## Work item
The reply should consist of every entry, repeated exactly.

## Dataset records
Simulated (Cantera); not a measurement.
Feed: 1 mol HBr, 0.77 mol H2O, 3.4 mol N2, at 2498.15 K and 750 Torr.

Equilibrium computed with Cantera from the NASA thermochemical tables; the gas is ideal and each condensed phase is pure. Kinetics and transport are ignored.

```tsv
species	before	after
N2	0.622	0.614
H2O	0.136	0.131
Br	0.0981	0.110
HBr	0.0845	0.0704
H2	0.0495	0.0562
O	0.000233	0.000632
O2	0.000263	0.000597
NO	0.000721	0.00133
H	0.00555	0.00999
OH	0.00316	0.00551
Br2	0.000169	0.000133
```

## Written response
Simulated (Cantera); not a measurement.
Feed: 1 mol HBr, 0.77 mol H2O, 3.4 mol N2, at 2498.15 K and 750 Torr.

Equilibrium computed with Cantera from the NASA thermochemical tables; the gas is ideal and each condensed phase is pure. Kinetics and transport are ignored.

```tsv
species	before	after
N2	0.622	0.614
H2O	0.136	0.131
Br	0.0981	0.110
HBr	0.0845	0.0704
H2	0.0495	0.0562
O	0.000233	0.000632
O2	0.000263	0.000597
NO	0.000721	0.00133
H	0.00555	0.00999
OH	0.00316	0.00551
Br2	0.000169	0.000133
```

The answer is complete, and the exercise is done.